Records supplied ▸
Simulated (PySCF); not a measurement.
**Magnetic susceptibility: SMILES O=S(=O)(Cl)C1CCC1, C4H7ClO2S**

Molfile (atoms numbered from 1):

Task item ▸ Only one span is wanted. It runs from the first line of the listing through the line with "SMILES O=S(=O)(Cl)C1CCC1, C4H7ClO2S**", and each line must match exactly.

Task result ▸
Simulated (PySCF); not a measurement.
**Magnetic susceptibility: SMILES O=S(=O)(Cl)C1CCC1, C4H7ClO2S**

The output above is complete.